- **Material supplied**
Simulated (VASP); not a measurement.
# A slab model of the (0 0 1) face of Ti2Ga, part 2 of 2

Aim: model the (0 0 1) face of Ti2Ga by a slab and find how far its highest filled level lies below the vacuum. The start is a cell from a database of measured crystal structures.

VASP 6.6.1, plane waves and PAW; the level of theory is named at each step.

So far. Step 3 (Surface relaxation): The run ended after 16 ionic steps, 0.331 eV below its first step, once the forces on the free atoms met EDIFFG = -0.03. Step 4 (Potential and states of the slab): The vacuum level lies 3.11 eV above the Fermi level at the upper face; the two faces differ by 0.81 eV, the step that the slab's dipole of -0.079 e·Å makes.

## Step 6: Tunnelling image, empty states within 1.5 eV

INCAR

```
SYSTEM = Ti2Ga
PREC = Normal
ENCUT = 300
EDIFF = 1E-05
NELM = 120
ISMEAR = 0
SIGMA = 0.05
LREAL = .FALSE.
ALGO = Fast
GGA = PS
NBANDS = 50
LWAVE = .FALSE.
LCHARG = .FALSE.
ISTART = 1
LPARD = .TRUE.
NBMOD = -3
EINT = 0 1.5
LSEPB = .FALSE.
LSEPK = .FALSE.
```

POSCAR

- **Work task**
Return each line above exactly as it appears.

- **Written response**
Simulated (VASP); not a measurement.
# A slab model of the (0 0 1) face of Ti2Ga, part 2 of 2

Aim: model the (0 0 1) face of Ti2Ga by a slab and find how far its highest filled level lies below the vacuum. The start is a cell from a database of measured crystal structures.

VASP 6.6.1, plane waves and PAW; the level of theory is named at each step.

So far. Step 3 (Surface relaxation): The run ended after 16 ionic steps, 0.331 eV below its first step, once the forces on the free atoms met EDIFFG = -0.03. Step 4 (Potential and states of the slab): The vacuum level lies 3.11 eV above the Fermi level at the upper face; the two faces differ by 0.81 eV, the step that the slab's dipole of -0.079 e·Å makes.

## Step 6: Tunnelling image, empty states within 1.5 eV

INCAR

```
SYSTEM = Ti2Ga
PREC = Normal
ENCUT = 300
EDIFF = 1E-05
NELM = 120
ISMEAR = 0
SIGMA = 0.05
LREAL = .FALSE.
ALGO = Fast
GGA = PS
NBANDS = 50
LWAVE = .FALSE.
LCHARG = .FALSE.
ISTART = 1
LPARD = .TRUE.
NBMOD = -3
EINT = 0 1.5
LSEPB = .FALSE.
LSEPK = .FALSE.
```

POSCAR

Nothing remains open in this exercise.